Work item
Below are some records; return each one exactly.

Exercise data
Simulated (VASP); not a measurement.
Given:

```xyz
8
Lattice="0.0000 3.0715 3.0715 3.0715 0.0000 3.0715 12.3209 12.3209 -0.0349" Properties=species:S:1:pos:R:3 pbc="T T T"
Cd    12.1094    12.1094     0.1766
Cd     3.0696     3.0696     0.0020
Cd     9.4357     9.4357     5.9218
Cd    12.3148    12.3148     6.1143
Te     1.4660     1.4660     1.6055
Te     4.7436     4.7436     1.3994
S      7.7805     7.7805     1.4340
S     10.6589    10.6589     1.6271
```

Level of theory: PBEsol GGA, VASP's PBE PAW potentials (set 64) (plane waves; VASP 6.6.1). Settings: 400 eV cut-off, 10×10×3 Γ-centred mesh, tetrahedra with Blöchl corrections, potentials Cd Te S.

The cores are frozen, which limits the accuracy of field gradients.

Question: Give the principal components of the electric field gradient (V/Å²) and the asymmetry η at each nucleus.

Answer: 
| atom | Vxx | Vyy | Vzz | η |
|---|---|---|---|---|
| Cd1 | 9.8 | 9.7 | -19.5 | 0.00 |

Task answer
Simulated (VASP); not a measurement.
Given:

```xyz
8
Lattice="0.0000 3.0715 3.0715 3.0715 0.0000 3.0715 12.3209 12.3209 -0.0349" Properties=species:S:1:pos:R:3 pbc="T T T"
Cd    12.1094    12.1094     0.1766
Cd     3.0696     3.0696     0.0020
Cd     9.4357     9.4357     5.9218
Cd    12.3148    12.3148     6.1143
Te     1.4660     1.4660     1.6055
Te     4.7436     4.7436     1.3994
S      7.7805     7.7805     1.4340
S     10.6589    10.6589     1.6271
```

Level of theory: PBEsol GGA, VASP's PBE PAW potentials (set 64) (plane waves; VASP 6.6.1). Settings: 400 eV cut-off, 10×10×3 Γ-centred mesh, tetrahedra with Blöchl corrections, potentials Cd Te S.

The cores are frozen, which limits the accuracy of field gradients.

Question: Give the principal components of the electric field gradient (V/Å²) and the asymmetry η at each nucleus.

Answer: 
| atom | Vxx | Vyy | Vzz | η |
|---|---|---|---|---|
| Cd1 | 9.8 | 9.7 | -19.5 | 0.00 |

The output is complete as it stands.